* **Data under study**
-- Opening Marker --
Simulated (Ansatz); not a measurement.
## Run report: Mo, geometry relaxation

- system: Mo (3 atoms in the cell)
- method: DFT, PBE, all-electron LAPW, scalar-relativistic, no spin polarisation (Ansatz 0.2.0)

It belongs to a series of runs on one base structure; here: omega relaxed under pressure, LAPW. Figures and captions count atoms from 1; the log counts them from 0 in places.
-- Closing Marker --

The required result is an identical copy of the records above.

* **Worked solution**
Simulated (Ansatz); not a measurement.
## Run report: Mo, geometry relaxation

- system: Mo (3 atoms in the cell)
- method: DFT, PBE, all-electron LAPW, scalar-relativistic, no spin polarisation (Ansatz 0.2.0)

It belongs to a series of runs on one base structure; here: omega relaxed under pressure, LAPW. Figures and captions count atoms from 1; the log counts them from 0 in places.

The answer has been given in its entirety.